=== Work item ===
Extract every entry word for word.

=== Extracted information ===
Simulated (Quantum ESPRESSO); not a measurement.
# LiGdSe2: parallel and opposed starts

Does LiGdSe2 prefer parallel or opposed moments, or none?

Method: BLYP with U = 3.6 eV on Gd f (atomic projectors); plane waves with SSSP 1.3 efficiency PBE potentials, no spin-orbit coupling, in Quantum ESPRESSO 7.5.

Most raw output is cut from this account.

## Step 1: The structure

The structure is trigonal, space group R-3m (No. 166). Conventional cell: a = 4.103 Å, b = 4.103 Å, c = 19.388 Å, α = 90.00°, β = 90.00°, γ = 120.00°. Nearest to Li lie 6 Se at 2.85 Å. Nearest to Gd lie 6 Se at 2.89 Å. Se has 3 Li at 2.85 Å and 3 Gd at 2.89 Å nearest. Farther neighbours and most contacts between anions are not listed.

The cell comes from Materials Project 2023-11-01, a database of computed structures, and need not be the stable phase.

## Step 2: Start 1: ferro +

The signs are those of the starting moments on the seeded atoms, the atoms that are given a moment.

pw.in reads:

=== Solution ===
Simulated (Quantum ESPRESSO); not a measurement.
# LiGdSe2: parallel and opposed starts

Does LiGdSe2 prefer parallel or opposed moments, or none?

Method: BLYP with U = 3.6 eV on Gd f (atomic projectors); plane waves with SSSP 1.3 efficiency PBE potentials, no spin-orbit coupling, in Quantum ESPRESSO 7.5.

Most raw output is cut from this account.

## Step 1: The structure

The structure is trigonal, space group R-3m (No. 166). Conventional cell: a = 4.103 Å, b = 4.103 Å, c = 19.388 Å, α = 90.00°, β = 90.00°, γ = 120.00°. Nearest to Li lie 6 Se at 2.85 Å. Nearest to Gd lie 6 Se at 2.89 Å. Se has 3 Li at 2.85 Å and 3 Gd at 2.89 Å nearest. Farther neighbours and most contacts between anions are not listed.

The cell comes from Materials Project 2023-11-01, a database of computed structures, and need not be the stable phase.

## Step 2: Start 1: ferro +

The signs are those of the starting moments on the seeded atoms, the atoms that are given a moment.

pw.in reads:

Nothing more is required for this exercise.